## [DATA RECORDS]
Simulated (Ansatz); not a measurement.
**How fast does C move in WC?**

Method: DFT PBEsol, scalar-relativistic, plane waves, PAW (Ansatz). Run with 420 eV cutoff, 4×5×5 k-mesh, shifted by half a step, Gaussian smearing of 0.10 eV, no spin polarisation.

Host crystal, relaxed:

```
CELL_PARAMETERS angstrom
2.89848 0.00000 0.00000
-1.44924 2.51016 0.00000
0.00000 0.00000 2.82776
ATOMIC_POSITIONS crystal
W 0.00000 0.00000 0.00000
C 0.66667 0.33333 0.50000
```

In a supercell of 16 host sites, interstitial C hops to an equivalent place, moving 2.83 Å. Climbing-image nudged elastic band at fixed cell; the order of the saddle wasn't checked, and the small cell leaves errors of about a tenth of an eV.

## [ASSIGNED TASK]
Give back the material exactly as it is shown above.

## [TASK ANSWER]
Simulated (Ansatz); not a measurement.
**How fast does C move in WC?**

Method: DFT PBEsol, scalar-relativistic, plane waves, PAW (Ansatz). Run with 420 eV cutoff, 4×5×5 k-mesh, shifted by half a step, Gaussian smearing of 0.10 eV, no spin polarisation.

Host crystal, relaxed:

```
CELL_PARAMETERS angstrom
2.89848 0.00000 0.00000
-1.44924 2.51016 0.00000
0.00000 0.00000 2.82776
ATOMIC_POSITIONS crystal
W 0.00000 0.00000 0.00000
C 0.66667 0.33333 0.50000
```

In a supercell of 16 host sites, interstitial C hops to an equivalent place, moving 2.83 Å. Climbing-image nudged elastic band at fixed cell; the order of the saddle wasn't checked, and the small cell leaves errors of about a tenth of an eV.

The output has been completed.